ASSIGNED TASK> Write out the listing below exactly, beginning at its first line and ending with the line that contains "The pressure is its mean diagonal, 6.54 GPa.".

ENTRIES SUPPLIED>
- - -

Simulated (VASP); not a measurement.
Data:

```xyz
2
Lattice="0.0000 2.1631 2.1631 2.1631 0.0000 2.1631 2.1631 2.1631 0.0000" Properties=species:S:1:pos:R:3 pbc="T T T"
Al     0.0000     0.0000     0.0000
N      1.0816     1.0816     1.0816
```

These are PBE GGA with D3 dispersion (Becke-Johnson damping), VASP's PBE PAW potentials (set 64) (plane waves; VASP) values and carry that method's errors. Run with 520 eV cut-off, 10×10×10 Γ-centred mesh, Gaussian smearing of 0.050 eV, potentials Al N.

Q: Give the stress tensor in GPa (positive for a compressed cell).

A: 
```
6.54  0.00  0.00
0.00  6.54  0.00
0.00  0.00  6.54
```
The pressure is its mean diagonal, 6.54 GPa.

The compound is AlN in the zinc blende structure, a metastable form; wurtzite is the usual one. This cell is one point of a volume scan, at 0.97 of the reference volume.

- - -

TASK RESPONSE>
Simulated (VASP); not a measurement.
Data:

```xyz
2
Lattice="0.0000 2.1631 2.1631 2.1631 0.0000 2.1631 2.1631 2.1631 0.0000" Properties=species:S:1:pos:R:3 pbc="T T T"
Al     0.0000     0.0000     0.0000
N      1.0816     1.0816     1.0816
```

These are PBE GGA with D3 dispersion (Becke-Johnson damping), VASP's PBE PAW potentials (set 64) (plane waves; VASP) values and carry that method's errors. Run with 520 eV cut-off, 10×10×10 Γ-centred mesh, Gaussian smearing of 0.050 eV, potentials Al N.

Q: Give the stress tensor in GPa (positive for a compressed cell).

A: 
```
6.54  0.00  0.00
0.00  6.54  0.00
0.00  0.00  6.54
```
The pressure is its mean diagonal, 6.54 GPa.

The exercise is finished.